→ Entries supplied
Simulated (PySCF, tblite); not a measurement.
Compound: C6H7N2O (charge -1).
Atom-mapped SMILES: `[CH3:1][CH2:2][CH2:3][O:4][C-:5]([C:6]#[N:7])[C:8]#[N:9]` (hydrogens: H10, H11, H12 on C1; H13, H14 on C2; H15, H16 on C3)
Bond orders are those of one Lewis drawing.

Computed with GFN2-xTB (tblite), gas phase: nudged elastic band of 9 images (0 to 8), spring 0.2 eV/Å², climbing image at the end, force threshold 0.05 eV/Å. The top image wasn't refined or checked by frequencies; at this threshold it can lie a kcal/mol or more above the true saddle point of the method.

→ Work request
A verbatim transcription of all the entries above is required.

→ Exercise answer
Simulated (PySCF, tblite); not a measurement.
Compound: C6H7N2O (charge -1).
Atom-mapped SMILES: `[CH3:1][CH2:2][CH2:3][O:4][C-:5]([C:6]#[N:7])[C:8]#[N:9]` (hydrogens: H10, H11, H12 on C1; H13, H14 on C2; H15, H16 on C3)
Bond orders are those of one Lewis drawing.

Computed with GFN2-xTB (tblite), gas phase: nudged elastic band of 9 images (0 to 8), spring 0.2 eV/Å², climbing image at the end, force threshold 0.05 eV/Å. The top image wasn't refined or checked by frequencies; at this threshold it can lie a kcal/mol or more above the true saddle point of the method.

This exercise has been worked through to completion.